Exercise
Please retype, unchanged, each line from the top of the material below through the line where "The material is" appears.

*** Opening of Extracted records ***

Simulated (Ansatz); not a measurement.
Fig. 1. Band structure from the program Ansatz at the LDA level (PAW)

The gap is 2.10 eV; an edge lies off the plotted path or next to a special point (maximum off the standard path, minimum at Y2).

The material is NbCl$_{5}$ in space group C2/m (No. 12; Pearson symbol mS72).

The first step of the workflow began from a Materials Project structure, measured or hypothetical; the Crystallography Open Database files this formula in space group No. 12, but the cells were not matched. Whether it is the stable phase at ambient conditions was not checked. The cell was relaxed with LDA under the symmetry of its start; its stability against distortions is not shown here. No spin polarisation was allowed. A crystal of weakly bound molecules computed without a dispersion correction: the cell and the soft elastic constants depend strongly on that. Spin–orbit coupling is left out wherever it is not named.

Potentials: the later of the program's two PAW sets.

*** Close of Extracted records ***

Task answer
Simulated (Ansatz); not a measurement.
Fig. 1. Band structure from the program Ansatz at the LDA level (PAW)

The gap is 2.10 eV; an edge lies off the plotted path or next to a special point (maximum off the standard path, minimum at Y2).

The material is NbCl$_{5}$ in space group C2/m (No. 12; Pearson symbol mS72).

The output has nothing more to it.